● **WORK ORDER**
Write out the entries below exactly. End with the line that contains "- Functional: PBE".

● **SUPPLIED DATA**
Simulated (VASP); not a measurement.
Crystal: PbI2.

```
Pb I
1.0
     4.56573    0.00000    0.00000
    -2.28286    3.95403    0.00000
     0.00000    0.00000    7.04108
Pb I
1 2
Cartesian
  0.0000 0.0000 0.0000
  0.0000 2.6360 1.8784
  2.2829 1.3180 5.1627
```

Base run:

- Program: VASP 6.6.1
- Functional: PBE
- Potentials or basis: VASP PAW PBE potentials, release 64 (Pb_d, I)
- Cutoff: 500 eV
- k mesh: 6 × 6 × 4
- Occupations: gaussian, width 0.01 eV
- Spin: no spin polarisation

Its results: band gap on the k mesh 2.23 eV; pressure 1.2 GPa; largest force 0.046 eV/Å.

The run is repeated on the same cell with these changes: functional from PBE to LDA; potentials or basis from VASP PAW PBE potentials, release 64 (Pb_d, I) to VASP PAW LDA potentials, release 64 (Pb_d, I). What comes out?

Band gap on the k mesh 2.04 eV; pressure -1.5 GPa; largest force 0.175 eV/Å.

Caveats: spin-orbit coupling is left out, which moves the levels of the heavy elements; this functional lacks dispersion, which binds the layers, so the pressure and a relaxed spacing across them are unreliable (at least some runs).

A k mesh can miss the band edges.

● **YOUR RESPONSE**
Simulated (VASP); not a measurement.
Crystal: PbI2.

```
Pb I
1.0
     4.56573    0.00000    0.00000
    -2.28286    3.95403    0.00000
     0.00000    0.00000    7.04108
Pb I
1 2
Cartesian
  0.0000 0.0000 0.0000
  0.0000 2.6360 1.8784
  2.2829 1.3180 5.1627
```

Base run:

- Program: VASP 6.6.1
- Functional: PBE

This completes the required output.